### REQUIRED ACTION
Set all the entries down again, unaltered.

### SOURCE INFORMATION
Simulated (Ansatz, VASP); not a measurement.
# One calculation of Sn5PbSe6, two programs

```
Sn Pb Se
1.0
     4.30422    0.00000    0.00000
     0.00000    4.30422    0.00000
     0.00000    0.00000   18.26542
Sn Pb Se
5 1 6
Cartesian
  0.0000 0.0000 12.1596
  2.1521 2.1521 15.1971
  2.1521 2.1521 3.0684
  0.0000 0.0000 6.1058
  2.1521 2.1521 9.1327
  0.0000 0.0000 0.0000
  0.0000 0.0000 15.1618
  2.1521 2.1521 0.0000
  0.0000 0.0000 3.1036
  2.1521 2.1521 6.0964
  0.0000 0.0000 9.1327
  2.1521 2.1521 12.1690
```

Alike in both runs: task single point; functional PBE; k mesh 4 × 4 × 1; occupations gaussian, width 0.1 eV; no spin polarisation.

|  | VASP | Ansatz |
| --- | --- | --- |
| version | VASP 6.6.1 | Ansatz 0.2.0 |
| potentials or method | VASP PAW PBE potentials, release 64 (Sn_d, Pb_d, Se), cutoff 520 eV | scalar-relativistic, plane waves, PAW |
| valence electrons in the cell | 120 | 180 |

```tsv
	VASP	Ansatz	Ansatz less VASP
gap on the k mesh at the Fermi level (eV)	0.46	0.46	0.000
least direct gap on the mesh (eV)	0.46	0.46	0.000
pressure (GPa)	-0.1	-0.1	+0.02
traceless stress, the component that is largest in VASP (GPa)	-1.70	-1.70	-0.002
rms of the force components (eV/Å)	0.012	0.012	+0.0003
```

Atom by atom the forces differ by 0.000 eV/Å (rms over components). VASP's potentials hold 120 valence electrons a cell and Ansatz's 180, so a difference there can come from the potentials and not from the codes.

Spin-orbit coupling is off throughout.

### PROBLEM SOLUTION
Simulated (Ansatz, VASP); not a measurement.
# One calculation of Sn5PbSe6, two programs

```
Sn Pb Se
1.0
     4.30422    0.00000    0.00000
     0.00000    4.30422    0.00000
     0.00000    0.00000   18.26542
Sn Pb Se
5 1 6
Cartesian
  0.0000 0.0000 12.1596
  2.1521 2.1521 15.1971
  2.1521 2.1521 3.0684
  0.0000 0.0000 6.1058
  2.1521 2.1521 9.1327
  0.0000 0.0000 0.0000
  0.0000 0.0000 15.1618
  2.1521 2.1521 0.0000
  0.0000 0.0000 3.1036
  2.1521 2.1521 6.0964
  0.0000 0.0000 9.1327
  2.1521 2.1521 12.1690
```

Alike in both runs: task single point; functional PBE; k mesh 4 × 4 × 1; occupations gaussian, width 0.1 eV; no spin polarisation.

|  | VASP | Ansatz |
| --- | --- | --- |
| version | VASP 6.6.1 | Ansatz 0.2.0 |
| potentials or method | VASP PAW PBE potentials, release 64 (Sn_d, Pb_d, Se), cutoff 520 eV | scalar-relativistic, plane waves, PAW |
| valence electrons in the cell | 120 | 180 |

```tsv
	VASP	Ansatz	Ansatz less VASP
gap on the k mesh at the Fermi level (eV)	0.46	0.46	0.000
least direct gap on the mesh (eV)	0.46	0.46	0.000
pressure (GPa)	-0.1	-0.1	+0.02
traceless stress, the component that is largest in VASP (GPa)	-1.70	-1.70	-0.002
rms of the force components (eV/Å)	0.012	0.012	+0.0003
```

Atom by atom the forces differ by 0.000 eV/Å (rms over components). VASP's potentials hold 120 valence electrons a cell and Ansatz's 180, so a difference there can come from the potentials and not from the codes.

Spin-orbit coupling is off throughout.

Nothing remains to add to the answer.